# ACTION ITEM
Each entry below is to be copied verbatim.

# DATA TO EXAMINE
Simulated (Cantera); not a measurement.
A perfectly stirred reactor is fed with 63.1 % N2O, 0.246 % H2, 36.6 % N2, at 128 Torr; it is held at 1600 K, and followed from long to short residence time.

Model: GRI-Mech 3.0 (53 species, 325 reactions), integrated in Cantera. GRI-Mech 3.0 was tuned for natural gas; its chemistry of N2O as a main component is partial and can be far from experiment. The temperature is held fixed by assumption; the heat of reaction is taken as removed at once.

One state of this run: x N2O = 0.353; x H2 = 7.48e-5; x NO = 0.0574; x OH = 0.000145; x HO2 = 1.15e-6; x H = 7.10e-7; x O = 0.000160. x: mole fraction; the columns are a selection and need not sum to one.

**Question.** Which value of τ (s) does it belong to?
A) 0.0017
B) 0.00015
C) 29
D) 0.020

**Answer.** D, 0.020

# TASK RESPONSE
Simulated (Cantera); not a measurement.
A perfectly stirred reactor is fed with 63.1 % N2O, 0.246 % H2, 36.6 % N2, at 128 Torr; it is held at 1600 K, and followed from long to short residence time.

Model: GRI-Mech 3.0 (53 species, 325 reactions), integrated in Cantera. GRI-Mech 3.0 was tuned for natural gas; its chemistry of N2O as a main component is partial and can be far from experiment. The temperature is held fixed by assumption; the heat of reaction is taken as removed at once.

One state of this run: x N2O = 0.353; x H2 = 7.48e-5; x NO = 0.0574; x OH = 0.000145; x HO2 = 1.15e-6; x H = 7.10e-7; x O = 0.000160. x: mole fraction; the columns are a selection and need not sum to one.

**Question.** Which value of τ (s) does it belong to?
A) 0.0017
B) 0.00015
C) 29
D) 0.020

**Answer.** D, 0.020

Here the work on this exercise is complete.